**Activity**:
In the data below, the answer is the run of lines from the line containing "# CoCuAs2Se2: relaxing" through the line containing "This structure for", both included; print it exactly and nothing else.

--- The data Enclosed Below ---
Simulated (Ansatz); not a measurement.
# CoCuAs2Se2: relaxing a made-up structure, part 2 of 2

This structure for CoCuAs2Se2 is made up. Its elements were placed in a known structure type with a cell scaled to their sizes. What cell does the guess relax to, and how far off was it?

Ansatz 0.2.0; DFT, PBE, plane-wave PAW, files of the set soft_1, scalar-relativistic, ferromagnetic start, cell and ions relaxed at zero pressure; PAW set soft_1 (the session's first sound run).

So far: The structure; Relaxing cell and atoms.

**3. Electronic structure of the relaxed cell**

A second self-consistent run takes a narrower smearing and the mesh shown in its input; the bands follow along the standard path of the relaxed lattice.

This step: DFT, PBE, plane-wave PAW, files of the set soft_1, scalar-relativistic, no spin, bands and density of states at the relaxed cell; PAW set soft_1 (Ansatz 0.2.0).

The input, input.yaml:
--- End of Enclosed The data ---

**Answer section**:
# CoCuAs2Se2: relaxing a made-up structure, part 2 of 2

This structure for CoCuAs2Se2 is made up. Its elements were placed in a known structure type with a cell scaled to their sizes. What cell does the guess relax to, and how far off was it?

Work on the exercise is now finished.